» **Supplied information**:
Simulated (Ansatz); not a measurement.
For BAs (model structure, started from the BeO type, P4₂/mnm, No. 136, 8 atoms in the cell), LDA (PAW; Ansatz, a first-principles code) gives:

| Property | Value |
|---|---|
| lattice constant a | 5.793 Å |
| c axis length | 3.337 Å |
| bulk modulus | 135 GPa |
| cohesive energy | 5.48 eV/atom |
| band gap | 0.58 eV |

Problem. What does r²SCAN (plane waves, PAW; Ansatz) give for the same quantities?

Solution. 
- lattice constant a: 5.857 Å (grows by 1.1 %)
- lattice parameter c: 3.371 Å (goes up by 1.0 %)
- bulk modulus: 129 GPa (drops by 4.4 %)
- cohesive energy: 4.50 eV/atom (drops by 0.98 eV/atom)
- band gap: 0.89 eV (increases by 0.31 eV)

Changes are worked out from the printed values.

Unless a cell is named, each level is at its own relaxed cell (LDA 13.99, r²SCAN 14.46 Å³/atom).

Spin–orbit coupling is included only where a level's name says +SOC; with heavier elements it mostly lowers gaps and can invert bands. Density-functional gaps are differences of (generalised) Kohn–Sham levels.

» **Exercise**:
From the listing above, extract every line exactly as it stands.

» **Exercise output**:
Simulated (Ansatz); not a measurement.
For BAs (model structure, started from the BeO type, P4₂/mnm, No. 136, 8 atoms in the cell), LDA (PAW; Ansatz, a first-principles code) gives:

| Property | Value |
|---|---|
| lattice constant a | 5.793 Å |
| c axis length | 3.337 Å |
| bulk modulus | 135 GPa |
| cohesive energy | 5.48 eV/atom |
| band gap | 0.58 eV |

Problem. What does r²SCAN (plane waves, PAW; Ansatz) give for the same quantities?

Solution. 
- lattice constant a: 5.857 Å (grows by 1.1 %)
- lattice parameter c: 3.371 Å (goes up by 1.0 %)
- bulk modulus: 129 GPa (drops by 4.4 %)
- cohesive energy: 4.50 eV/atom (drops by 0.98 eV/atom)
- band gap: 0.89 eV (increases by 0.31 eV)

Changes are worked out from the printed values.

Unless a cell is named, each level is at its own relaxed cell (LDA 13.99, r²SCAN 14.46 Å³/atom).

Spin–orbit coupling is included only where a level's name says +SOC; with heavier elements it mostly lowers gaps and can invert bands. Density-functional gaps are differences of (generalised) Kohn–Sham levels.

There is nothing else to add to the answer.